Activity:
Your response should consist of every record, exactly as given.

Records shown:
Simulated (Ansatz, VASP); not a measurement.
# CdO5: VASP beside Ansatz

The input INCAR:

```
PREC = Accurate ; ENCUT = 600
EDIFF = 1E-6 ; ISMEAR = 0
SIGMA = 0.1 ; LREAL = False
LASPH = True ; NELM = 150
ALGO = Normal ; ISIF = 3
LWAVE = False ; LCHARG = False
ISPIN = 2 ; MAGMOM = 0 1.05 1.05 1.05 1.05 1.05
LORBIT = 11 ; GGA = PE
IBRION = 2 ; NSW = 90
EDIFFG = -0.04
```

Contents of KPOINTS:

Response box:
Simulated (Ansatz, VASP); not a measurement.
# CdO5: VASP beside Ansatz

The input INCAR:

```
PREC = Accurate ; ENCUT = 600
EDIFF = 1E-6 ; ISMEAR = 0
SIGMA = 0.1 ; LREAL = False
LASPH = True ; NELM = 150
ALGO = Normal ; ISIF = 3
LWAVE = False ; LCHARG = False
ISPIN = 2 ; MAGMOM = 0 1.05 1.05 1.05 1.05 1.05
LORBIT = 11 ; GGA = PE
IBRION = 2 ; NSW = 90
EDIFFG = -0.04
```

Contents of KPOINTS:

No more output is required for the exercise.